== Task item ==
From the entries that follow, reproduce exactly and only the lines from the line with "# WSe₂: random displacements" to the line with "The calculation used", endpoints included.

*** Recorded data ***

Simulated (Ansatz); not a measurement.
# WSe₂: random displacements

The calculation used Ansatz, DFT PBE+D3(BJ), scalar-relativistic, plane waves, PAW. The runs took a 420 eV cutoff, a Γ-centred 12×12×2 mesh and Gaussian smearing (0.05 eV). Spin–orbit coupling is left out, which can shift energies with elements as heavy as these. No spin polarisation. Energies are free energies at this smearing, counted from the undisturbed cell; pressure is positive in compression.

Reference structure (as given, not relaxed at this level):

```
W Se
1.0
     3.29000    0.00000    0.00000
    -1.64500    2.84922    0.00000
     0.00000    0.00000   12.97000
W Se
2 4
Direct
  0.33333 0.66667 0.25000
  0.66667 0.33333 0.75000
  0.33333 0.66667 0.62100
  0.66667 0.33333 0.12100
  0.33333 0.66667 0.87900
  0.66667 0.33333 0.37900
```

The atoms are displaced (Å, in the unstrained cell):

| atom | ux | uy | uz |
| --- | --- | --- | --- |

*** End of Recorded data ***

== Your solution ==
# WSe₂: random displacements

The calculation used Ansatz, DFT PBE+D3(BJ), scalar-relativistic, plane waves, PAW. The runs took a 420 eV cutoff, a Γ-centred 12×12×2 mesh and Gaussian smearing (0.05 eV). Spin–orbit coupling is left out, which can shift energies with elements as heavy as these. No spin polarisation. Energies are free energies at this smearing, counted from the undisturbed cell; pressure is positive in compression.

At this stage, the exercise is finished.